- GIVEN RECORDS:
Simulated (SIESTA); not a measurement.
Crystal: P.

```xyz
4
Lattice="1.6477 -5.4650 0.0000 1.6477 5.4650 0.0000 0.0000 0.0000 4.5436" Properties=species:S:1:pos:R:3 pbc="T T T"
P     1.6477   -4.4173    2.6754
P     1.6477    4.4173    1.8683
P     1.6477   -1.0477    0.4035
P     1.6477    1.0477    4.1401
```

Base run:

- WORK TASK: All of the listing above should be restated word for word.

- EXPECTED ANSWER:
Simulated (SIESTA); not a measurement.
Crystal: P.

```xyz
4
Lattice="1.6477 -5.4650 0.0000 1.6477 5.4650 0.0000 0.0000 0.0000 4.5436" Properties=species:S:1:pos:R:3 pbc="T T T"
P     1.6477   -4.4173    2.6754
P     1.6477    4.4173    1.8683
P     1.6477   -1.0477    0.4035
P     1.6477    1.0477    4.1401
```

Base run:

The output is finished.